## Material provided:
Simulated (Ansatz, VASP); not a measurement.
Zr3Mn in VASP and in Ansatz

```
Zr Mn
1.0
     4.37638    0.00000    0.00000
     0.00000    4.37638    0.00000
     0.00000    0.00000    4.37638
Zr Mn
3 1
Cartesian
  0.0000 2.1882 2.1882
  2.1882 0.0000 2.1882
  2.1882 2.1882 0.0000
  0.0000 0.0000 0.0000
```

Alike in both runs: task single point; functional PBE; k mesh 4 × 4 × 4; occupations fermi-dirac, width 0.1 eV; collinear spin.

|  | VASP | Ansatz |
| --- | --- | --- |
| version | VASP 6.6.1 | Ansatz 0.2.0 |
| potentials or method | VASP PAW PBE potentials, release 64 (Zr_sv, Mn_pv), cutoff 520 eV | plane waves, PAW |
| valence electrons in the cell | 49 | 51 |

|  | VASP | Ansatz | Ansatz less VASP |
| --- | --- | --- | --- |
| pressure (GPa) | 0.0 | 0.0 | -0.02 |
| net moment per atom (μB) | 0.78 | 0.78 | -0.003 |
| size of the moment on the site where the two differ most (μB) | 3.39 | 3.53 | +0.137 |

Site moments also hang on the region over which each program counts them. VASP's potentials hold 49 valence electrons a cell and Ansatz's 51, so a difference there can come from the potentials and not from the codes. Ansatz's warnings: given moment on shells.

## Assignment:
Once you have read the listing, copy it out exactly.

## Exercise result:
Simulated (Ansatz, VASP); not a measurement.
Zr3Mn in VASP and in Ansatz

```
Zr Mn
1.0
     4.37638    0.00000    0.00000
     0.00000    4.37638    0.00000
     0.00000    0.00000    4.37638
Zr Mn
3 1
Cartesian
  0.0000 2.1882 2.1882
  2.1882 0.0000 2.1882
  2.1882 2.1882 0.0000
  0.0000 0.0000 0.0000
```

Alike in both runs: task single point; functional PBE; k mesh 4 × 4 × 4; occupations fermi-dirac, width 0.1 eV; collinear spin.

|  | VASP | Ansatz |
| --- | --- | --- |
| version | VASP 6.6.1 | Ansatz 0.2.0 |
| potentials or method | VASP PAW PBE potentials, release 64 (Zr_sv, Mn_pv), cutoff 520 eV | plane waves, PAW |
| valence electrons in the cell | 49 | 51 |

|  | VASP | Ansatz | Ansatz less VASP |
| --- | --- | --- | --- |
| pressure (GPa) | 0.0 | 0.0 | -0.02 |
| net moment per atom (μB) | 0.78 | 0.78 | -0.003 |
| size of the moment on the site where the two differ most (μB) | 3.39 | 3.53 | +0.137 |

Site moments also hang on the region over which each program counts them. VASP's potentials hold 49 valence electrons a cell and Ansatz's 51, so a difference there can come from the potentials and not from the codes. Ansatz's warnings: given moment on shells.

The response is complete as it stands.